--- START ---

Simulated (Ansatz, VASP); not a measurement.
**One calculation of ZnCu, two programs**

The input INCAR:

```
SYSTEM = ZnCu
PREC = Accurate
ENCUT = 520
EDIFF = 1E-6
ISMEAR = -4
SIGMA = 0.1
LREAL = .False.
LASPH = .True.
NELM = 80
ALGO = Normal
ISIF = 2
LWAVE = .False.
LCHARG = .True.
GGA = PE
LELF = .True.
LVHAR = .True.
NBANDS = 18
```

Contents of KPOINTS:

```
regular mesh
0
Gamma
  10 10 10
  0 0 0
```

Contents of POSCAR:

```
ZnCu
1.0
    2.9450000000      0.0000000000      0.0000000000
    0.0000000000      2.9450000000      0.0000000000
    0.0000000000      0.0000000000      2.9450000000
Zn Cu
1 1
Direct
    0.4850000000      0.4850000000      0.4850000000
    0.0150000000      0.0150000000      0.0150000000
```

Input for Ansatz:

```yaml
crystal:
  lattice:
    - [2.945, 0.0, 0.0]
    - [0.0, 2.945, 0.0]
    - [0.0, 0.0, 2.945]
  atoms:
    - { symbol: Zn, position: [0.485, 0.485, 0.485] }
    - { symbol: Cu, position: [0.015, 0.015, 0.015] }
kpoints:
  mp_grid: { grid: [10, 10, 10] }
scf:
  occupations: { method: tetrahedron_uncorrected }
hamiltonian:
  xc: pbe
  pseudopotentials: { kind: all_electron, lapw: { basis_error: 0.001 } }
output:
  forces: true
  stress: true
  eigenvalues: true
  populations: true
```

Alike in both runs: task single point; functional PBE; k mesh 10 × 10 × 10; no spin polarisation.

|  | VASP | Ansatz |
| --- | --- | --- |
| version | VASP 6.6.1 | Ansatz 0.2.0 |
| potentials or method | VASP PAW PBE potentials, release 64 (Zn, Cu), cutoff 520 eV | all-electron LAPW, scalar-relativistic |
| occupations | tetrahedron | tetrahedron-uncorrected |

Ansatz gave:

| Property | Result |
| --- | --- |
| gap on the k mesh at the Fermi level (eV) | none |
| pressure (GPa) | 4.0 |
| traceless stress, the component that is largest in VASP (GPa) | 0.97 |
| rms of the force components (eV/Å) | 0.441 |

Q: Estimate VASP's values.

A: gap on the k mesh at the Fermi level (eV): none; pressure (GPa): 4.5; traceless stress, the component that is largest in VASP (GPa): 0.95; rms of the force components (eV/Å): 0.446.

--- END ---

• [Required action]: Beginning at the line with "(eV/Å) | 0.441 |" and ending at the line with "Q: Estimate VASP's values.", reproduce each line of the data above exactly, and add no other lines.

• [Task output]:
| rms of the force components (eV/Å) | 0.441 |

Q: Estimate VASP's values.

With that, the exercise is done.